GIVEN INFORMATION:
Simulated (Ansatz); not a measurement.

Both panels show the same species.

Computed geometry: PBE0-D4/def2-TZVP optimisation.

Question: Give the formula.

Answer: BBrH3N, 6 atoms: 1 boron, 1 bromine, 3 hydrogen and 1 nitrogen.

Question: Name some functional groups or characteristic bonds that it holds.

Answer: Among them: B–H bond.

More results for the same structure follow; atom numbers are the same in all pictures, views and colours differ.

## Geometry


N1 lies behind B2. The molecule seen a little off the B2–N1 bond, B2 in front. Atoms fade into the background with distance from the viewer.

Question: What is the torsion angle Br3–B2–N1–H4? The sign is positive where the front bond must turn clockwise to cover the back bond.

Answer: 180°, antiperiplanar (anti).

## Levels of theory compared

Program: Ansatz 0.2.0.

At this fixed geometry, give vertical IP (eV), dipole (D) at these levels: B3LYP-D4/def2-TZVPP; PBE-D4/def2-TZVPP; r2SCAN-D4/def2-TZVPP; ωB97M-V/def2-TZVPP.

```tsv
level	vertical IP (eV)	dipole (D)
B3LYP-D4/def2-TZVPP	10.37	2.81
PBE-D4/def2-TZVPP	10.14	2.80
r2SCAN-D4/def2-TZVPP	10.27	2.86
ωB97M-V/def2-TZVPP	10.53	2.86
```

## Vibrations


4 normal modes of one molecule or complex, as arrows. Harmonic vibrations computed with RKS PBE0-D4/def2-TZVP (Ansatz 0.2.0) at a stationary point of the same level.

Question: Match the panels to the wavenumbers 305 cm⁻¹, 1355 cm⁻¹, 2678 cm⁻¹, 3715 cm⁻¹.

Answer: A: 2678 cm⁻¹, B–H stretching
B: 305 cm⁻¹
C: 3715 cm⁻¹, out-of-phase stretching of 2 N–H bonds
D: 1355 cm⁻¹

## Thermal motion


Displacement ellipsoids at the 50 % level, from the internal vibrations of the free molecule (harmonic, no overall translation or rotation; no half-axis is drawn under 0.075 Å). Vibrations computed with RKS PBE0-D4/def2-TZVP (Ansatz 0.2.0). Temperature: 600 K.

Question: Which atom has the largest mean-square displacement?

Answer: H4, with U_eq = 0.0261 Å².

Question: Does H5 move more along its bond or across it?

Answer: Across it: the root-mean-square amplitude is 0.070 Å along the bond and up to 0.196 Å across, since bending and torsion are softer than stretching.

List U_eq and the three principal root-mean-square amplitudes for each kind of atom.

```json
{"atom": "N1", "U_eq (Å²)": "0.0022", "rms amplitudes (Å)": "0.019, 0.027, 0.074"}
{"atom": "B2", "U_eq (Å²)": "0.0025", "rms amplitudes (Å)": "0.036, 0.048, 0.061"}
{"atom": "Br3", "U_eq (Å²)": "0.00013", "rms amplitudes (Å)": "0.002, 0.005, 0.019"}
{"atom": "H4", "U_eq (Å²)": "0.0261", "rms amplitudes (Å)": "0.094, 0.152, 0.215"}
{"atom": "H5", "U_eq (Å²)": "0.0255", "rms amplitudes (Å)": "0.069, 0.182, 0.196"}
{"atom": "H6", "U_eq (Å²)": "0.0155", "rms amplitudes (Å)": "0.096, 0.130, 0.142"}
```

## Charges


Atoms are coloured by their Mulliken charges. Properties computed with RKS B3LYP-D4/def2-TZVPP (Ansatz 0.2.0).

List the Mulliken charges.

ACTION ITEM: Print exactly the lines of the listing above starting at the line containing "## Vibrations" and ending at the line containing "B: 305 cm⁻¹", both included.

WRITTEN ANSWER:
## Vibrations


4 normal modes of one molecule or complex, as arrows. Harmonic vibrations computed with RKS PBE0-D4/def2-TZVP (Ansatz 0.2.0) at a stationary point of the same level.

Question: Match the panels to the wavenumbers 305 cm⁻¹, 1355 cm⁻¹, 2678 cm⁻¹, 3715 cm⁻¹.

Answer: A: 2678 cm⁻¹, B–H stretching
B: 305 cm⁻¹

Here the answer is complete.